● **Given records**:
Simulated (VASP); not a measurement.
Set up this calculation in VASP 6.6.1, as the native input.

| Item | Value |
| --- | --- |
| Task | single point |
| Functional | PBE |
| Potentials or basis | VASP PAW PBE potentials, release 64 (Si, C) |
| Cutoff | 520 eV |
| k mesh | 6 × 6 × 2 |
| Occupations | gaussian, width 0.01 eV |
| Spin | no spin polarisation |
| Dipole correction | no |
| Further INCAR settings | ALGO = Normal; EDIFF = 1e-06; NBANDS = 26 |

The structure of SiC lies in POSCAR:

● **Requirement**:
Each record must be restated word for word, including the last line.

● **Answer space**:
Simulated (VASP); not a measurement.
Set up this calculation in VASP 6.6.1, as the native input.

| Item | Value |
| --- | --- |
| Task | single point |
| Functional | PBE |
| Potentials or basis | VASP PAW PBE potentials, release 64 (Si, C) |
| Cutoff | 520 eV |
| k mesh | 6 × 6 × 2 |
| Occupations | gaussian, width 0.01 eV |
| Spin | no spin polarisation |
| Dipole correction | no |
| Further INCAR settings | ALGO = Normal; EDIFF = 1e-06; NBANDS = 26 |

The structure of SiC lies in POSCAR:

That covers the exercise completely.